- [WORK ORDER]: Would you transcribe all of the data exactly, down to the last character?

- [RECORDED DATA]:
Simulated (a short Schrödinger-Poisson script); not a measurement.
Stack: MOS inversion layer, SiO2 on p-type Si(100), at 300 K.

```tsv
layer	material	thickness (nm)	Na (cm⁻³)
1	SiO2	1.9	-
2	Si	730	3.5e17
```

- [EXPECTED ANSWER]:
Simulated (a short Schrödinger-Poisson script); not a measurement.
Stack: MOS inversion layer, SiO2 on p-type Si(100), at 300 K.

```tsv
layer	material	thickness (nm)	Na (cm⁻³)
1	SiO2	1.9	-
2	Si	730	3.5e17
```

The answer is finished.